▶ **Action item**:
Copy each line of the records below, from the first through the one that contains "from the curves?**", exactly as written.

▶ **Extracted material**:
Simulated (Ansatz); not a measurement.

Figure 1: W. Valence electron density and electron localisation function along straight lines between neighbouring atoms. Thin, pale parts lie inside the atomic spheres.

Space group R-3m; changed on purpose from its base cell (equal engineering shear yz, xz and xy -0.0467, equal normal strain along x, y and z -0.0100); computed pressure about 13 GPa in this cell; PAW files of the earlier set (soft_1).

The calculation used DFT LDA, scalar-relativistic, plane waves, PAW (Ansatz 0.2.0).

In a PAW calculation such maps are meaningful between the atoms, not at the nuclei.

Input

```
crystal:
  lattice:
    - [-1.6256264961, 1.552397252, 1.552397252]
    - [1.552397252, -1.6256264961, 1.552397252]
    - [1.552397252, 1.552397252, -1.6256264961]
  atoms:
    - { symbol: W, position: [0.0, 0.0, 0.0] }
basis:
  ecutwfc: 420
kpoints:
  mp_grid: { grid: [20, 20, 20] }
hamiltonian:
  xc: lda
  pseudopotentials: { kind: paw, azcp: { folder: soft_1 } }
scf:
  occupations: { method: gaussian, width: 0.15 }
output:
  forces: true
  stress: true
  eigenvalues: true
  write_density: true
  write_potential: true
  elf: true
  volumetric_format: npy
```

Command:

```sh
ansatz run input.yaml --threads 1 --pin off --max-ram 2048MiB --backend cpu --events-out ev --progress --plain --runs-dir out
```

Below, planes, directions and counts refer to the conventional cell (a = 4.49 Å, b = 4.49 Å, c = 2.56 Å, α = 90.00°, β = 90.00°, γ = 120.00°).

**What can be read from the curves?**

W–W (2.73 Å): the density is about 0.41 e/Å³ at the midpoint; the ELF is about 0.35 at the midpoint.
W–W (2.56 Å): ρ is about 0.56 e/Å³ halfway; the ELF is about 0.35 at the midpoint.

▶ **Your response**:
Simulated (Ansatz); not a measurement.

Figure 1: W. Valence electron density and electron localisation function along straight lines between neighbouring atoms. Thin, pale parts lie inside the atomic spheres.

Space group R-3m; changed on purpose from its base cell (equal engineering shear yz, xz and xy -0.0467, equal normal strain along x, y and z -0.0100); computed pressure about 13 GPa in this cell; PAW files of the earlier set (soft_1).

The calculation used DFT LDA, scalar-relativistic, plane waves, PAW (Ansatz 0.2.0).

In a PAW calculation such maps are meaningful between the atoms, not at the nuclei.

Input

```
crystal:
  lattice:
    - [-1.6256264961, 1.552397252, 1.552397252]
    - [1.552397252, -1.6256264961, 1.552397252]
    - [1.552397252, 1.552397252, -1.6256264961]
  atoms:
    - { symbol: W, position: [0.0, 0.0, 0.0] }
basis:
  ecutwfc: 420
kpoints:
  mp_grid: { grid: [20, 20, 20] }
hamiltonian:
  xc: lda
  pseudopotentials: { kind: paw, azcp: { folder: soft_1 } }
scf:
  occupations: { method: gaussian, width: 0.15 }
output:
  forces: true
  stress: true
  eigenvalues: true
  write_density: true
  write_potential: true
  elf: true
  volumetric_format: npy
```

Command:

```sh
ansatz run input.yaml --threads 1 --pin off --max-ram 2048MiB --backend cpu --events-out ev --progress --plain --runs-dir out
```

Below, planes, directions and counts refer to the conventional cell (a = 4.49 Å, b = 4.49 Å, c = 2.56 Å, α = 90.00°, β = 90.00°, γ = 120.00°).

**What can be read from the curves?**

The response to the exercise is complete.